* [EXERCISE]
For the records below, print the lines from the line with "So far. Step" through the line with "Wall time 3.4" exactly as written; include both end lines and exclude the rest.

* [RECORD EXCERPTS]
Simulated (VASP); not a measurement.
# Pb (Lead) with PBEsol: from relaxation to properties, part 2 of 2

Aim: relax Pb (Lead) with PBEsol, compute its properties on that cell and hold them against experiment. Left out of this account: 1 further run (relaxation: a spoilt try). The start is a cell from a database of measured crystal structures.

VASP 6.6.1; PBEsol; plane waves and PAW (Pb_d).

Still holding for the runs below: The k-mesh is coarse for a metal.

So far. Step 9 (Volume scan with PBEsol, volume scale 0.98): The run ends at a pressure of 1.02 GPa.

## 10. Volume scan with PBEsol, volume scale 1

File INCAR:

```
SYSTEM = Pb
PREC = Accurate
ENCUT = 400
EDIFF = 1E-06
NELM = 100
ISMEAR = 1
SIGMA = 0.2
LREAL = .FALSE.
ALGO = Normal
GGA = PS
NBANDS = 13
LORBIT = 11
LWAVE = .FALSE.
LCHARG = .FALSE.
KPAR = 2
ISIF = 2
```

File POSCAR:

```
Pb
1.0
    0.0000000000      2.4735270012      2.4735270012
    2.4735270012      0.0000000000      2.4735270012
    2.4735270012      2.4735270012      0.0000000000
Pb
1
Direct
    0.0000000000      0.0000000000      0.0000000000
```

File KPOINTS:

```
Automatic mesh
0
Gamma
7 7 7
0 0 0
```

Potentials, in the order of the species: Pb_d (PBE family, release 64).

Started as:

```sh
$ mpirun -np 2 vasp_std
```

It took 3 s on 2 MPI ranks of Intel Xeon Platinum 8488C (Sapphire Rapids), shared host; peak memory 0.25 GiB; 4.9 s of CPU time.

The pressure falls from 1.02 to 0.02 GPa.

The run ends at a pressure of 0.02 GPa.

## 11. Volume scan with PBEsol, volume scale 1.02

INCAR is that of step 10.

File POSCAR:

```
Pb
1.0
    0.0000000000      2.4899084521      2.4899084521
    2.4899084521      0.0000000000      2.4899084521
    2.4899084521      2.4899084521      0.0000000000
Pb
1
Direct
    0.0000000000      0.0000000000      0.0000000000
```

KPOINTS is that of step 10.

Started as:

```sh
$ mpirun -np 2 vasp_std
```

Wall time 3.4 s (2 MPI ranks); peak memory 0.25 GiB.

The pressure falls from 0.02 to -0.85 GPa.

* [ANSWER AREA]
So far. Step 9 (Volume scan with PBEsol, volume scale 0.98): The run ends at a pressure of 1.02 GPa.

## 10. Volume scan with PBEsol, volume scale 1

File INCAR:

```
SYSTEM = Pb
PREC = Accurate
ENCUT = 400
EDIFF = 1E-06
NELM = 100
ISMEAR = 1
SIGMA = 0.2
LREAL = .FALSE.
ALGO = Normal
GGA = PS
NBANDS = 13
LORBIT = 11
LWAVE = .FALSE.
LCHARG = .FALSE.
KPAR = 2
ISIF = 2
```

File POSCAR:

```
Pb
1.0
    0.0000000000      2.4735270012      2.4735270012
    2.4735270012      0.0000000000      2.4735270012
    2.4735270012      2.4735270012      0.0000000000
Pb
1
Direct
    0.0000000000      0.0000000000      0.0000000000
```

File KPOINTS:

```
Automatic mesh
0
Gamma
7 7 7
0 0 0
```

Potentials, in the order of the species: Pb_d (PBE family, release 64).

Started as:

```sh
$ mpirun -np 2 vasp_std
```

It took 3 s on 2 MPI ranks of Intel Xeon Platinum 8488C (Sapphire Rapids), shared host; peak memory 0.25 GiB; 4.9 s of CPU time.

The pressure falls from 1.02 to 0.02 GPa.

The run ends at a pressure of 0.02 GPa.

## 11. Volume scan with PBEsol, volume scale 1.02

INCAR is that of step 10.

File POSCAR:

```
Pb
1.0
    0.0000000000      2.4899084521      2.4899084521
    2.4899084521      0.0000000000      2.4899084521
    2.4899084521      2.4899084521      0.0000000000
Pb
1
Direct
    0.0000000000      0.0000000000      0.0000000000
```

KPOINTS is that of step 10.

Started as:

```sh
$ mpirun -np 2 vasp_std
```

Wall time 3.4 s (2 MPI ranks); peak memory 0.25 GiB.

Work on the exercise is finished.